● Work instruction
Retype only the lines at the head of the records, first through the one with "Alike in both", exactly as written.

▬▬▬▬▬▬

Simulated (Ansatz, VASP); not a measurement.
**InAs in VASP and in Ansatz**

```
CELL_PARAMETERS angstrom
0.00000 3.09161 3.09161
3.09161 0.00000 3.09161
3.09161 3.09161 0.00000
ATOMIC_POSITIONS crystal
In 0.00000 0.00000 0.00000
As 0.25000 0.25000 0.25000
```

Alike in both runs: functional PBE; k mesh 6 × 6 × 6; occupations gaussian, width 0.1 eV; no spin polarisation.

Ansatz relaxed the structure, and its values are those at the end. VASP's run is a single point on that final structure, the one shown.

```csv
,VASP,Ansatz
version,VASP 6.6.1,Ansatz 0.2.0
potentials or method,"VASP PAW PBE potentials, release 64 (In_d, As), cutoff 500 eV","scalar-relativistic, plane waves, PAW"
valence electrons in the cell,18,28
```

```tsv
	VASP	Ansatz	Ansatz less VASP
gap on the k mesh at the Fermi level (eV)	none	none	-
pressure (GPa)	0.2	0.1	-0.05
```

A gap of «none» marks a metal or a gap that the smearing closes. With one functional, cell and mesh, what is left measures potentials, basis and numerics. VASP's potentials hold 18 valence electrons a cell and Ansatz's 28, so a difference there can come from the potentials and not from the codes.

▬▬▬▬▬▬

● Answer space
Simulated (Ansatz, VASP); not a measurement.
**InAs in VASP and in Ansatz**

```
CELL_PARAMETERS angstrom
0.00000 3.09161 3.09161
3.09161 0.00000 3.09161
3.09161 3.09161 0.00000
ATOMIC_POSITIONS crystal
In 0.00000 0.00000 0.00000
As 0.25000 0.25000 0.25000
```

Alike in both runs: functional PBE; k mesh 6 × 6 × 6; occupations gaussian, width 0.1 eV; no spin polarisation.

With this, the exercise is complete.